Dataset content Start Marker

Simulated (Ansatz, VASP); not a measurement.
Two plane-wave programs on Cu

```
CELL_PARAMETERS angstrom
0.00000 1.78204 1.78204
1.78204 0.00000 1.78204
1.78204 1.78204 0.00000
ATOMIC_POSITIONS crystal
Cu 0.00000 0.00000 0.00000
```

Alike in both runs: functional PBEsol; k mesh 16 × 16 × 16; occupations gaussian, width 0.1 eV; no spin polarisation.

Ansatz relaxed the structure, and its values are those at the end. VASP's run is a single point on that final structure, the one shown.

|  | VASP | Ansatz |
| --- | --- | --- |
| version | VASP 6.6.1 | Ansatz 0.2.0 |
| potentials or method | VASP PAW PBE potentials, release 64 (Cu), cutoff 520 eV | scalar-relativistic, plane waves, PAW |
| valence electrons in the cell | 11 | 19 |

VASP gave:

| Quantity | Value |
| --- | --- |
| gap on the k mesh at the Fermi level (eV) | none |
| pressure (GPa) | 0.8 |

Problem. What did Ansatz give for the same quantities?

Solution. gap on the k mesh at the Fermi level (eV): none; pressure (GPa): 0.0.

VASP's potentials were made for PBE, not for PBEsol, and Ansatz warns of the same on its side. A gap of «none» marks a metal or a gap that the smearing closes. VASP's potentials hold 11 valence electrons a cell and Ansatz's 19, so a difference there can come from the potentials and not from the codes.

Dataset content End Marker

- **Action item**
Exactly repeat the lines running from the top of the listing to the line bearing "Quantity | Value |", both of those lines included, and only them.

- **Task result**
Simulated (Ansatz, VASP); not a measurement.
Two plane-wave programs on Cu

```
CELL_PARAMETERS angstrom
0.00000 1.78204 1.78204
1.78204 0.00000 1.78204
1.78204 1.78204 0.00000
ATOMIC_POSITIONS crystal
Cu 0.00000 0.00000 0.00000
```

Alike in both runs: functional PBEsol; k mesh 16 × 16 × 16; occupations gaussian, width 0.1 eV; no spin polarisation.

Ansatz relaxed the structure, and its values are those at the end. VASP's run is a single point on that final structure, the one shown.

|  | VASP | Ansatz |
| --- | --- | --- |
| version | VASP 6.6.1 | Ansatz 0.2.0 |
| potentials or method | VASP PAW PBE potentials, release 64 (Cu), cutoff 520 eV | scalar-relativistic, plane waves, PAW |
| valence electrons in the cell | 11 | 19 |

VASP gave:

| Quantity | Value |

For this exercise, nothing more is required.